• _Action item_:
Return each line of the material verbatim.

BEGIN

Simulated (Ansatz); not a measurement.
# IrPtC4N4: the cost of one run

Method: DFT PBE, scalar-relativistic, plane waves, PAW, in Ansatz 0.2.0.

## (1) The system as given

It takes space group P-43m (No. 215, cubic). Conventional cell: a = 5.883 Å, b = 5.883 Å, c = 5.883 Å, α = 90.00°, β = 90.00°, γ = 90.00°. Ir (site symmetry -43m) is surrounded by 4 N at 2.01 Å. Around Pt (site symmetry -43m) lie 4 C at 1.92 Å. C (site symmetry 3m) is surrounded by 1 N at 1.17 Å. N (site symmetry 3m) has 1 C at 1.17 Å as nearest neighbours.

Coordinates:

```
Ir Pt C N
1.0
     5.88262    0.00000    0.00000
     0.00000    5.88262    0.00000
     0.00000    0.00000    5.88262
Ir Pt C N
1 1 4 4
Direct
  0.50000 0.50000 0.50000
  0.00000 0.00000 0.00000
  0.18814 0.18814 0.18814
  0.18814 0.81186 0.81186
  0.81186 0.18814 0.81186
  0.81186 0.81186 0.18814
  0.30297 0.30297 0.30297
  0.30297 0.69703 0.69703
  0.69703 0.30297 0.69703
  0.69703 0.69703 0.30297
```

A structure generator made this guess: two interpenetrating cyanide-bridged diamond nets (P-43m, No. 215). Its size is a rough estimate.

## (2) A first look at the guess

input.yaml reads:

END

• _Task output_:
Simulated (Ansatz); not a measurement.
# IrPtC4N4: the cost of one run

Method: DFT PBE, scalar-relativistic, plane waves, PAW, in Ansatz 0.2.0.

## (1) The system as given

It takes space group P-43m (No. 215, cubic). Conventional cell: a = 5.883 Å, b = 5.883 Å, c = 5.883 Å, α = 90.00°, β = 90.00°, γ = 90.00°. Ir (site symmetry -43m) is surrounded by 4 N at 2.01 Å. Around Pt (site symmetry -43m) lie 4 C at 1.92 Å. C (site symmetry 3m) is surrounded by 1 N at 1.17 Å. N (site symmetry 3m) has 1 C at 1.17 Å as nearest neighbours.

Coordinates:

```
Ir Pt C N
1.0
     5.88262    0.00000    0.00000
     0.00000    5.88262    0.00000
     0.00000    0.00000    5.88262
Ir Pt C N
1 1 4 4
Direct
  0.50000 0.50000 0.50000
  0.00000 0.00000 0.00000
  0.18814 0.18814 0.18814
  0.18814 0.81186 0.81186
  0.81186 0.18814 0.81186
  0.81186 0.81186 0.18814
  0.30297 0.30297 0.30297
  0.30297 0.69703 0.69703
  0.69703 0.30297 0.69703
  0.69703 0.69703 0.30297
```

A structure generator made this guess: two interpenetrating cyanide-bridged diamond nets (P-43m, No. 215). Its size is a rough estimate.

## (2) A first look at the guess

input.yaml reads:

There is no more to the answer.